| Material supplied |
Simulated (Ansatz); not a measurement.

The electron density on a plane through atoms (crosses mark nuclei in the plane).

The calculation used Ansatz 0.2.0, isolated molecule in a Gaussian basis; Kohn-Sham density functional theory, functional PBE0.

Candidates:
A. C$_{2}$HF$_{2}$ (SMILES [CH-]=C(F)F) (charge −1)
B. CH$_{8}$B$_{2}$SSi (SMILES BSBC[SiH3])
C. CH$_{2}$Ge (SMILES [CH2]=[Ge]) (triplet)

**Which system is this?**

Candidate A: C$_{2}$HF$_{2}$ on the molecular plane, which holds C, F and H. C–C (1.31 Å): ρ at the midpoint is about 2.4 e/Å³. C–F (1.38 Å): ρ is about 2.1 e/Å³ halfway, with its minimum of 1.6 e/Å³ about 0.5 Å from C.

| Work request |
Find the line with "The electron density" in the material above. Reproduce it and each line after it up to and including the line with "system is this?**".

| Exercise result |
The electron density on a plane through atoms (crosses mark nuclei in the plane).

The calculation used Ansatz 0.2.0, isolated molecule in a Gaussian basis; Kohn-Sham density functional theory, functional PBE0.

Candidates:
A. C$_{2}$HF$_{2}$ (SMILES [CH-]=C(F)F) (charge −1)
B. CH$_{8}$B$_{2}$SSi (SMILES BSBC[SiH3])
C. CH$_{2}$Ge (SMILES [CH2]=[Ge]) (triplet)

**Which system is this?**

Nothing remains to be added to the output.